> **SUPPLIED RECORDS**
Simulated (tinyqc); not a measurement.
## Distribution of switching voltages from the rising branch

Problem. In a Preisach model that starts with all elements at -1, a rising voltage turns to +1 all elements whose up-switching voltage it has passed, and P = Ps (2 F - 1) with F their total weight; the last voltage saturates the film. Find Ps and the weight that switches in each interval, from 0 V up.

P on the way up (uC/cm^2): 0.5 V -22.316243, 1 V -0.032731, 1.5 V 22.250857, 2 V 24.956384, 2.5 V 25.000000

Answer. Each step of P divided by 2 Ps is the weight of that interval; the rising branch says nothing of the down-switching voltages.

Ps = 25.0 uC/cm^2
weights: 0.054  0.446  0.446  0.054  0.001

> **ACTIVITY**
The answer must be every entry, reproduced exactly.

> **WORKED SOLUTION**
Simulated (tinyqc); not a measurement.
## Distribution of switching voltages from the rising branch

Problem. In a Preisach model that starts with all elements at -1, a rising voltage turns to +1 all elements whose up-switching voltage it has passed, and P = Ps (2 F - 1) with F their total weight; the last voltage saturates the film. Find Ps and the weight that switches in each interval, from 0 V up.

P on the way up (uC/cm^2): 0.5 V -22.316243, 1 V -0.032731, 1.5 V 22.250857, 2 V 24.956384, 2.5 V 25.000000

Answer. Each step of P divided by 2 Ps is the weight of that interval; the rising branch says nothing of the down-switching voltages.

Ps = 25.0 uC/cm^2
weights: 0.054  0.446  0.446  0.054  0.001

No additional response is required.